> _Source data_:
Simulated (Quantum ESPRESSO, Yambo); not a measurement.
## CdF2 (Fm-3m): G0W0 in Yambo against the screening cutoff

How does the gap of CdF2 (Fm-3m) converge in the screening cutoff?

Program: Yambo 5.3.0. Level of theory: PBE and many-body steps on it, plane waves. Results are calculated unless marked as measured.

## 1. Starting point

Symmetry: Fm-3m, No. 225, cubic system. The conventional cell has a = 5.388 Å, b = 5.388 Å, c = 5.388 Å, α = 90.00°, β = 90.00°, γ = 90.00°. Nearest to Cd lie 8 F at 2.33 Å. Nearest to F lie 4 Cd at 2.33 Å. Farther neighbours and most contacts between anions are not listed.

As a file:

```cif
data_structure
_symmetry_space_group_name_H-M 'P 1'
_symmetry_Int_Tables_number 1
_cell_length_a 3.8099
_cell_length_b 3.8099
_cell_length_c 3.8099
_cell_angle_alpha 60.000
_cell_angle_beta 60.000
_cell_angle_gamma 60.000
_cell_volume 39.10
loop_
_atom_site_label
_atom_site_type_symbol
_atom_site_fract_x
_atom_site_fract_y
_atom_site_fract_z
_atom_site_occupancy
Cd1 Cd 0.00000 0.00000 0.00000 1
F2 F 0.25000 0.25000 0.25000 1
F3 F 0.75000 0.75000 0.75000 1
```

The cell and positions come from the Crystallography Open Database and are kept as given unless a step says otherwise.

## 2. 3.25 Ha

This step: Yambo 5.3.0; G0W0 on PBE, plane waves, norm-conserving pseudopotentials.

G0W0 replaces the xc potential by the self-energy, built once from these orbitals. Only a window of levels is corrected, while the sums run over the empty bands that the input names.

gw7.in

> _Task item_:
Reproduce only the lines from the top of the material through the one bearing "## 1. Starting point", each exactly as it stands.

> _Worked solution_:
Simulated (Quantum ESPRESSO, Yambo); not a measurement.
## CdF2 (Fm-3m): G0W0 in Yambo against the screening cutoff

How does the gap of CdF2 (Fm-3m) converge in the screening cutoff?

Program: Yambo 5.3.0. Level of theory: PBE and many-body steps on it, plane waves. Results are calculated unless marked as measured.

## 1. Starting point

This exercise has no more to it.